Reproduce each entry below exactly, without omitting any.

*** Opening Data excerpts ***

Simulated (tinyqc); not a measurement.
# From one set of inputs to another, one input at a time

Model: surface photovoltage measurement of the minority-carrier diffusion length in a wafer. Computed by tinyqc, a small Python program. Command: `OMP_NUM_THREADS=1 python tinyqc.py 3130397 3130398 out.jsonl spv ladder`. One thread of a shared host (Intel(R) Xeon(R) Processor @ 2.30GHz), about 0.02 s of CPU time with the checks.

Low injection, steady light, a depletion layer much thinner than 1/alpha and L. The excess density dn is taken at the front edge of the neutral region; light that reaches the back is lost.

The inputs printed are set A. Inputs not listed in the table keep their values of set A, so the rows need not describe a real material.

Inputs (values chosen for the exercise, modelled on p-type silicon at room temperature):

*** Closing Data excerpts ***

:: Written reply ::
Simulated (tinyqc); not a measurement.
# From one set of inputs to another, one input at a time

Model: surface photovoltage measurement of the minority-carrier diffusion length in a wafer. Computed by tinyqc, a small Python program. Command: `OMP_NUM_THREADS=1 python tinyqc.py 3130397 3130398 out.jsonl spv ladder`. One thread of a shared host (Intel(R) Xeon(R) Processor @ 2.30GHz), about 0.02 s of CPU time with the checks.

Low injection, steady light, a depletion layer much thinner than 1/alpha and L. The excess density dn is taken at the front edge of the neutral region; light that reaches the back is lost.

The inputs printed are set A. Inputs not listed in the table keep their values of set A, so the rows need not describe a real material.

Inputs (values chosen for the exercise, modelled on p-type silicon at room temperature):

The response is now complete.